- Work request:
Up to and including the line containing "release 64 (N, B)", set down each line of the entries below exactly, starting from the first, and leave out the rest.

- Data extract:
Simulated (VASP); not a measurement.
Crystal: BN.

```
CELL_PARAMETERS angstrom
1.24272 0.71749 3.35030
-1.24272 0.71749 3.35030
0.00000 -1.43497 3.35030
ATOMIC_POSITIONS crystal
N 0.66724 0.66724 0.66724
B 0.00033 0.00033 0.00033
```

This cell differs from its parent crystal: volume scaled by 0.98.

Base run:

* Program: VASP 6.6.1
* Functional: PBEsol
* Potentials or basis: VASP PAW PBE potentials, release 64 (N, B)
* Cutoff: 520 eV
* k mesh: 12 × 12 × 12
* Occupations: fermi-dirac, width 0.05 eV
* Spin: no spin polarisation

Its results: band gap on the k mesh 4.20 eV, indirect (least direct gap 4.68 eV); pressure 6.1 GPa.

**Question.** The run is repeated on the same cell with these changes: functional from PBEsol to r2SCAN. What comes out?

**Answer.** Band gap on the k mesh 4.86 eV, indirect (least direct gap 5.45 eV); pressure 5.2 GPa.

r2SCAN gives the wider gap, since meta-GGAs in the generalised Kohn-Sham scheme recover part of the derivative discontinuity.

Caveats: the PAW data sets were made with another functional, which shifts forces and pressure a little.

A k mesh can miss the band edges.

- Written response:
Simulated (VASP); not a measurement.
Crystal: BN.

```
CELL_PARAMETERS angstrom
1.24272 0.71749 3.35030
-1.24272 0.71749 3.35030
0.00000 -1.43497 3.35030
ATOMIC_POSITIONS crystal
N 0.66724 0.66724 0.66724
B 0.00033 0.00033 0.00033
```

This cell differs from its parent crystal: volume scaled by 0.98.

Base run:

* Program: VASP 6.6.1
* Functional: PBEsol
* Potentials or basis: VASP PAW PBE potentials, release 64 (N, B)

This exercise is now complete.